——————

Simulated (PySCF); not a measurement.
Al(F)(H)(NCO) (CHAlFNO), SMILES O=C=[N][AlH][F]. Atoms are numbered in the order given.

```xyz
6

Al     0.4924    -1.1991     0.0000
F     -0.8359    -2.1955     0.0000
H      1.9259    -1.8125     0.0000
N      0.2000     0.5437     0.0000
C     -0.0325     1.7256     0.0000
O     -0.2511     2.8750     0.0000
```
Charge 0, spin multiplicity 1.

——————

§ **Activity**
Every entry, from top to bottom, should be repeated word for word.

§ **Answer space**
Simulated (PySCF); not a measurement.
Al(F)(H)(NCO) (CHAlFNO), SMILES O=C=[N][AlH][F]. Atoms are numbered in the order given.

```xyz
6

Al     0.4924    -1.1991     0.0000
F     -0.8359    -2.1955     0.0000
H      1.9259    -1.8125     0.0000
N      0.2000     0.5437     0.0000
C     -0.0325     1.7256     0.0000
O     -0.2511     2.8750     0.0000
```
Charge 0, spin multiplicity 1.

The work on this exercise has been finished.